Work order: Copy exactly the lines from the start of the data below through the one that carries "POTCAR, in this", and only those.

Information shown:
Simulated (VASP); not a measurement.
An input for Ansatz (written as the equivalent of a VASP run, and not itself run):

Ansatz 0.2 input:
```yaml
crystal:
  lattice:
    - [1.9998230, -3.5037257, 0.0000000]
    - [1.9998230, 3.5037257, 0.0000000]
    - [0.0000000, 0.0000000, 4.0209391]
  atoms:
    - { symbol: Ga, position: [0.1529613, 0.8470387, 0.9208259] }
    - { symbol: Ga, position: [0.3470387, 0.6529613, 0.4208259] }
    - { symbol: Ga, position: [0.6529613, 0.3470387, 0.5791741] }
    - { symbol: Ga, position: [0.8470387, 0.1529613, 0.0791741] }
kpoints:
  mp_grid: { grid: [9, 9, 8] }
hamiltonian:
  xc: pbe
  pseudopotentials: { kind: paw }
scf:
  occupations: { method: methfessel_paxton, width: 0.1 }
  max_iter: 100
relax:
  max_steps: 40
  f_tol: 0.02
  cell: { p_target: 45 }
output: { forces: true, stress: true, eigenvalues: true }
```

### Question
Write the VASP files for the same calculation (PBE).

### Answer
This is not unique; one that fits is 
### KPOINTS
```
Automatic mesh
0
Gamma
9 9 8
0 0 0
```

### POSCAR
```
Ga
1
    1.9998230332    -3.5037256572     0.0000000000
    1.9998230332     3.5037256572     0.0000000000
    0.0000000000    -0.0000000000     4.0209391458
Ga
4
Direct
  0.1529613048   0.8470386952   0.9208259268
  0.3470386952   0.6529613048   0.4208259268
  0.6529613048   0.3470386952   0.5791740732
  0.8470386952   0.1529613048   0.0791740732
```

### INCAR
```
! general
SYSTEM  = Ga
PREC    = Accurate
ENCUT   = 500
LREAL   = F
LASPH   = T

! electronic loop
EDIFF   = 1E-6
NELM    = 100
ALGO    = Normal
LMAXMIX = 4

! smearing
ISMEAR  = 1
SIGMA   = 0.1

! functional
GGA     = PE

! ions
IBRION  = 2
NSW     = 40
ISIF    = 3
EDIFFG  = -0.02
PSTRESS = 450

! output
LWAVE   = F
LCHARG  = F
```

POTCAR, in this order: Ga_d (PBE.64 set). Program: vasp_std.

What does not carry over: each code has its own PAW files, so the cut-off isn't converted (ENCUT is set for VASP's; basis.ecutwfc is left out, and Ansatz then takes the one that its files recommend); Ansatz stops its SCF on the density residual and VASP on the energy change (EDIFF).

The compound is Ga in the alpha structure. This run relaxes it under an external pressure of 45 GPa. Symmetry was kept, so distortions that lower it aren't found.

Response:
Simulated (VASP); not a measurement.
An input for Ansatz (written as the equivalent of a VASP run, and not itself run):

Ansatz 0.2 input:
```yaml
crystal:
  lattice:
    - [1.9998230, -3.5037257, 0.0000000]
    - [1.9998230, 3.5037257, 0.0000000]
    - [0.0000000, 0.0000000, 4.0209391]
  atoms:
    - { symbol: Ga, position: [0.1529613, 0.8470387, 0.9208259] }
    - { symbol: Ga, position: [0.3470387, 0.6529613, 0.4208259] }
    - { symbol: Ga, position: [0.6529613, 0.3470387, 0.5791741] }
    - { symbol: Ga, position: [0.8470387, 0.1529613, 0.0791741] }
kpoints:
  mp_grid: { grid: [9, 9, 8] }
hamiltonian:
  xc: pbe
  pseudopotentials: { kind: paw }
scf:
  occupations: { method: methfessel_paxton, width: 0.1 }
  max_iter: 100
relax:
  max_steps: 40
  f_tol: 0.02
  cell: { p_target: 45 }
output: { forces: true, stress: true, eigenvalues: true }
```

### Question
Write the VASP files for the same calculation (PBE).

### Answer
This is not unique; one that fits is 
### KPOINTS
```
Automatic mesh
0
Gamma
9 9 8
0 0 0
```

### POSCAR
```
Ga
1
    1.9998230332    -3.5037256572     0.0000000000
    1.9998230332     3.5037256572     0.0000000000
    0.0000000000    -0.0000000000     4.0209391458
Ga
4
Direct
  0.1529613048   0.8470386952   0.9208259268
  0.3470386952   0.6529613048   0.4208259268
  0.6529613048   0.3470386952   0.5791740732
  0.8470386952   0.1529613048   0.0791740732
```

### INCAR
```
! general
SYSTEM  = Ga
PREC    = Accurate
ENCUT   = 500
LREAL   = F
LASPH   = T

! electronic loop
EDIFF   = 1E-6
NELM    = 100
ALGO    = Normal
LMAXMIX = 4

! smearing
ISMEAR  = 1
SIGMA   = 0.1

! functional
GGA     = PE

! ions
IBRION  = 2
NSW     = 40
ISIF    = 3
EDIFFG  = -0.02
PSTRESS = 450

! output
LWAVE   = F
LCHARG  = F
```

POTCAR, in this order: Ga_d (PBE.64 set). Program: vasp_std.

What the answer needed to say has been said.